Material provided below:

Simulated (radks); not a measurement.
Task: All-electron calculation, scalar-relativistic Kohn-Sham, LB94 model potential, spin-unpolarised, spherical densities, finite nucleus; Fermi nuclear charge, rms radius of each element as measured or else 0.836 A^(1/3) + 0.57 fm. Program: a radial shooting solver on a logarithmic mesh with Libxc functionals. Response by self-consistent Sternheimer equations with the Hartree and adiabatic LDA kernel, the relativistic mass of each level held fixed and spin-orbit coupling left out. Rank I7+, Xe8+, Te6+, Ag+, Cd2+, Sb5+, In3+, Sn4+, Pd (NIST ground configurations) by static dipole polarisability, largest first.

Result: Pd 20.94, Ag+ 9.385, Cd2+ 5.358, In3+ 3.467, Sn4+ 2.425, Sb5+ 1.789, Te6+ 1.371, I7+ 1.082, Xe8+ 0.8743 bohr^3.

End of Material provided.

What is needed is a word-for-word restatement of all the data.

Simulated (radks); not a measurement.
Task: All-electron calculation, scalar-relativistic Kohn-Sham, LB94 model potential, spin-unpolarised, spherical densities, finite nucleus; Fermi nuclear charge, rms radius of each element as measured or else 0.836 A^(1/3) + 0.57 fm. Program: a radial shooting solver on a logarithmic mesh with Libxc functionals. Response by self-consistent Sternheimer equations with the Hartree and adiabatic LDA kernel, the relativistic mass of each level held fixed and spin-orbit coupling left out. Rank I7+, Xe8+, Te6+, Ag+, Cd2+, Sb5+, In3+, Sn4+, Pd (NIST ground configurations) by static dipole polarisability, largest first.

Result: Pd 20.94, Ag+ 9.385, Cd2+ 5.358, In3+ 3.467, Sn4+ 2.425, Sb5+ 1.789, Te6+ 1.371, I7+ 1.082, Xe8+ 0.8743 bohr^3.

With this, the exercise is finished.